Action item
Go through the entries below from the first line and transcribe each one exactly, ending with the line that contains "This run uses".

Given records
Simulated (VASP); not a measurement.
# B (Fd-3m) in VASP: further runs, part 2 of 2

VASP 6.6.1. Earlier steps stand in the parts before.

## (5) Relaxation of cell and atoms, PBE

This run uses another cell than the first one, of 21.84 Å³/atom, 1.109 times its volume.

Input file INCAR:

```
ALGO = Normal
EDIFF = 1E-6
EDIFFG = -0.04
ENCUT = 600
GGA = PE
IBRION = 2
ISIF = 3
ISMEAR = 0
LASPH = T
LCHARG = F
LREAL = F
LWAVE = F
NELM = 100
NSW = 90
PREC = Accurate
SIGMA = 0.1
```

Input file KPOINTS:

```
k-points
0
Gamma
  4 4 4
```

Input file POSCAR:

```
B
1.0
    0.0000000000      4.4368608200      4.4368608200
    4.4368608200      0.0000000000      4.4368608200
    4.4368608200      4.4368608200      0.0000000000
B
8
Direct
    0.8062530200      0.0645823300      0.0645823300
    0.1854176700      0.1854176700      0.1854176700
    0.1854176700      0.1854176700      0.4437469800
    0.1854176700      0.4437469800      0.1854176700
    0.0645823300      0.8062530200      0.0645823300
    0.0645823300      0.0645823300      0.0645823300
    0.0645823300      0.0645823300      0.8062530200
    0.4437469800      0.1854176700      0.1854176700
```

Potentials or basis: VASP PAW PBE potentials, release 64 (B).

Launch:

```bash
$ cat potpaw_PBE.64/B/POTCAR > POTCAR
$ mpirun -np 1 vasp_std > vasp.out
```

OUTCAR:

Answer space
Simulated (VASP); not a measurement.
# B (Fd-3m) in VASP: further runs, part 2 of 2

VASP 6.6.1. Earlier steps stand in the parts before.

## (5) Relaxation of cell and atoms, PBE

This run uses another cell than the first one, of 21.84 Å³/atom, 1.109 times its volume.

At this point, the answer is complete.